_ _ _ _ _

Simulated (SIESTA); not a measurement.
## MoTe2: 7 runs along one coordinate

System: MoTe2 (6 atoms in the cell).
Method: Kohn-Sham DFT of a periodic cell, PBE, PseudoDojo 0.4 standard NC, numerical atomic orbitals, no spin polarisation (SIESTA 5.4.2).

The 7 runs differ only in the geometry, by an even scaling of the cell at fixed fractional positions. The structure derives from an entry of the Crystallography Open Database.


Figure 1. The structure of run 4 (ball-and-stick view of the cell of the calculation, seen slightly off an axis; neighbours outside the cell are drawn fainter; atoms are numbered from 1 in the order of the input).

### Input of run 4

_ _ _ _ _

## Assigned task
An exact copy of the listing above is what is wanted.

## Problem solution
Simulated (SIESTA); not a measurement.
## MoTe2: 7 runs along one coordinate

System: MoTe2 (6 atoms in the cell).
Method: Kohn-Sham DFT of a periodic cell, PBE, PseudoDojo 0.4 standard NC, numerical atomic orbitals, no spin polarisation (SIESTA 5.4.2).

The 7 runs differ only in the geometry, by an even scaling of the cell at fixed fractional positions. The structure derives from an entry of the Crystallography Open Database.


Figure 1. The structure of run 4 (ball-and-stick view of the cell of the calculation, seen slightly off an axis; neighbours outside the cell are drawn fainter; atoms are numbered from 1 in the order of the input).

### Input of run 4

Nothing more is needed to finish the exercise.